> [Brief] Copy the data exactly from the line that contains "mesh | 5 × 5 × 5 |" through the line that contains "A: Pressure -11.5", keeping both end lines and leaving out everything else.

═══ Excerpted records ═══
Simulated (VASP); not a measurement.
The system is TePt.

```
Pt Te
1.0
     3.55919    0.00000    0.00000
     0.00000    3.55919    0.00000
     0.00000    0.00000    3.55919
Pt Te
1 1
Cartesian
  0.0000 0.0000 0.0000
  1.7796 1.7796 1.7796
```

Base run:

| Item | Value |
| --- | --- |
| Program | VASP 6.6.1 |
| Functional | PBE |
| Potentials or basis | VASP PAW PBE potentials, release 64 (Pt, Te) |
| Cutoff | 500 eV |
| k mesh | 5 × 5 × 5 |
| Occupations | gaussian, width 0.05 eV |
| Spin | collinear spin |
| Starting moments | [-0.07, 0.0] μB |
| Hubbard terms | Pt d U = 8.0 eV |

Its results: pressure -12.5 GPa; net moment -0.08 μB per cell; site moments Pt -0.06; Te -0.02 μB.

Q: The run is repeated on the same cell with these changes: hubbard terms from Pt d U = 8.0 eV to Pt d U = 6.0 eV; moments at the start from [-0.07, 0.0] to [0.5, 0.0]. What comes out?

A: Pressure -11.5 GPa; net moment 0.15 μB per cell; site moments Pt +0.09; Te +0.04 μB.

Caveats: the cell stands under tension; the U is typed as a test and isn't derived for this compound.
═══

> [Written response]
| k mesh | 5 × 5 × 5 |
| Occupations | gaussian, width 0.05 eV |
| Spin | collinear spin |
| Starting moments | [-0.07, 0.0] μB |
| Hubbard terms | Pt d U = 8.0 eV |

Its results: pressure -12.5 GPa; net moment -0.08 μB per cell; site moments Pt -0.06; Te -0.02 μB.

Q: The run is repeated on the same cell with these changes: hubbard terms from Pt d U = 8.0 eV to Pt d U = 6.0 eV; moments at the start from [-0.07, 0.0] to [0.5, 0.0]. What comes out?

A: Pressure -11.5 GPa; net moment 0.15 μB per cell; site moments Pt +0.09; Te +0.04 μB.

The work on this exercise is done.